Work order :: Please restate verbatim the lines that open the listing below, ending with the line in which "Highest peaks under" occurs.

Data records ::
########################################

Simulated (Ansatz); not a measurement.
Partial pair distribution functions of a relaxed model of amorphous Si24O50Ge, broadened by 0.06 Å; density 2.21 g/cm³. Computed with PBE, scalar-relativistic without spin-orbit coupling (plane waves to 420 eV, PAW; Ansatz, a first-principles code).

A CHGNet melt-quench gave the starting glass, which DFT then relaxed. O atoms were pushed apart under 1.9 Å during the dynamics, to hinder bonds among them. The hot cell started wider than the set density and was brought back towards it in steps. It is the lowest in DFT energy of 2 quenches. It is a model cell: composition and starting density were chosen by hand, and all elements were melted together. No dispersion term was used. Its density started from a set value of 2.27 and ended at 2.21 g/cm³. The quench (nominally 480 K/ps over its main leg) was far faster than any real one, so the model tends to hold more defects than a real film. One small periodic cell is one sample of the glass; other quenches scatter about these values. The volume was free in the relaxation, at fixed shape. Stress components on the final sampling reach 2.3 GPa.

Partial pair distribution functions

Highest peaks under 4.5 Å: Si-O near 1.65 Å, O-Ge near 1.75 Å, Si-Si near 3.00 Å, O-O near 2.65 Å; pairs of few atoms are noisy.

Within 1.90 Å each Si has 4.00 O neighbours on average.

########################################

Response ::
Simulated (Ansatz); not a measurement.
Partial pair distribution functions of a relaxed model of amorphous Si24O50Ge, broadened by 0.06 Å; density 2.21 g/cm³. Computed with PBE, scalar-relativistic without spin-orbit coupling (plane waves to 420 eV, PAW; Ansatz, a first-principles code).

A CHGNet melt-quench gave the starting glass, which DFT then relaxed. O atoms were pushed apart under 1.9 Å during the dynamics, to hinder bonds among them. The hot cell started wider than the set density and was brought back towards it in steps. It is the lowest in DFT energy of 2 quenches. It is a model cell: composition and starting density were chosen by hand, and all elements were melted together. No dispersion term was used. Its density started from a set value of 2.27 and ended at 2.21 g/cm³. The quench (nominally 480 K/ps over its main leg) was far faster than any real one, so the model tends to hold more defects than a real film. One small periodic cell is one sample of the glass; other quenches scatter about these values. The volume was free in the relaxation, at fixed shape. Stress components on the final sampling reach 2.3 GPa.

Partial pair distribution functions

Highest peaks under 4.5 Å: Si-O near 1.65 Å, O-Ge near 1.75 Å, Si-Si near 3.00 Å, O-O near 2.65 Å; pairs of few atoms are noisy.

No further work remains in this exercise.